All entries that follow are to be printed exactly as written.

►

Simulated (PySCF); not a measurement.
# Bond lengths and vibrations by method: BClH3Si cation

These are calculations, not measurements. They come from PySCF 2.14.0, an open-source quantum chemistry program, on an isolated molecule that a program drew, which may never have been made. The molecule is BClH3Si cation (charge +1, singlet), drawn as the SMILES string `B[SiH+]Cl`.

◄

*EXERCISE OUTPUT:*
Simulated (PySCF); not a measurement.
# Bond lengths and vibrations by method: BClH3Si cation

These are calculations, not measurements. They come from PySCF 2.14.0, an open-source quantum chemistry program, on an isolated molecule that a program drew, which may never have been made. The molecule is BClH3Si cation (charge +1, singlet), drawn as the SMILES string `B[SiH+]Cl`.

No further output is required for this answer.